Provided data:
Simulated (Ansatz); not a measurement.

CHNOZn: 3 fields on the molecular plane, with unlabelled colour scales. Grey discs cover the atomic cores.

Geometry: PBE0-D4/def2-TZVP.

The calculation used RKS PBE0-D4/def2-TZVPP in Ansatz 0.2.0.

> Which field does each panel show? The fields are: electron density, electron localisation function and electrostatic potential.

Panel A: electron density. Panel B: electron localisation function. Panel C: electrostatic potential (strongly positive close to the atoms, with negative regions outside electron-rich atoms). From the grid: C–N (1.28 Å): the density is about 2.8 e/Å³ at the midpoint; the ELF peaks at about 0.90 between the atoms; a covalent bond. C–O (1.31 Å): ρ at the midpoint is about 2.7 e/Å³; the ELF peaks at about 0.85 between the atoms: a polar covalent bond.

Required action: Set the lines down exactly, from the first line of the records to the line where "and electrostatic potential." appears, with both ends kept.

Answer area:
Simulated (Ansatz); not a measurement.

CHNOZn: 3 fields on the molecular plane, with unlabelled colour scales. Grey discs cover the atomic cores.

Geometry: PBE0-D4/def2-TZVP.

The calculation used RKS PBE0-D4/def2-TZVPP in Ansatz 0.2.0.

> Which field does each panel show? The fields are: electron density, electron localisation function and electrostatic potential.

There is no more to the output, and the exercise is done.